## Data shown
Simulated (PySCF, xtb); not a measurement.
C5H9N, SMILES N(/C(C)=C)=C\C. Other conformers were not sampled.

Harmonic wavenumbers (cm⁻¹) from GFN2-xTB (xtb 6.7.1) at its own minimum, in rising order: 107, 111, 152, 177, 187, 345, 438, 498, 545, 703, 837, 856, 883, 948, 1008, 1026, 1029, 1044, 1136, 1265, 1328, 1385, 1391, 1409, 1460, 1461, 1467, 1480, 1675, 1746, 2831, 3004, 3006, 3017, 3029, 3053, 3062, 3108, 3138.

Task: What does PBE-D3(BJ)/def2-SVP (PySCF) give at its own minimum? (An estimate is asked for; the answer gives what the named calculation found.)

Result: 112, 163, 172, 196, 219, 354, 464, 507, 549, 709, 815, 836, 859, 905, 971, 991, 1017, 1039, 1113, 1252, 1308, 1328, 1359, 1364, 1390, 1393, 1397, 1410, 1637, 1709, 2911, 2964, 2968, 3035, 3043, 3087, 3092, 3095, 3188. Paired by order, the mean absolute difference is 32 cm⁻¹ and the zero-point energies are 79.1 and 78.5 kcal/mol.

## Task item
Reprint the data above from the opening line to the line holding "Harmonic wavenumbers (cm⁻¹)", inclusive, and nothing else.

## Answer space
Simulated (PySCF, xtb); not a measurement.
C5H9N, SMILES N(/C(C)=C)=C\C. Other conformers were not sampled.

Harmonic wavenumbers (cm⁻¹) from GFN2-xTB (xtb 6.7.1) at its own minimum, in rising order: 107, 111, 152, 177, 187, 345, 438, 498, 545, 703, 837, 856, 883, 948, 1008, 1026, 1029, 1044, 1136, 1265, 1328, 1385, 1391, 1409, 1460, 1461, 1467, 1480, 1675, 1746, 2831, 3004, 3006, 3017, 3029, 3053, 3062, 3108, 3138.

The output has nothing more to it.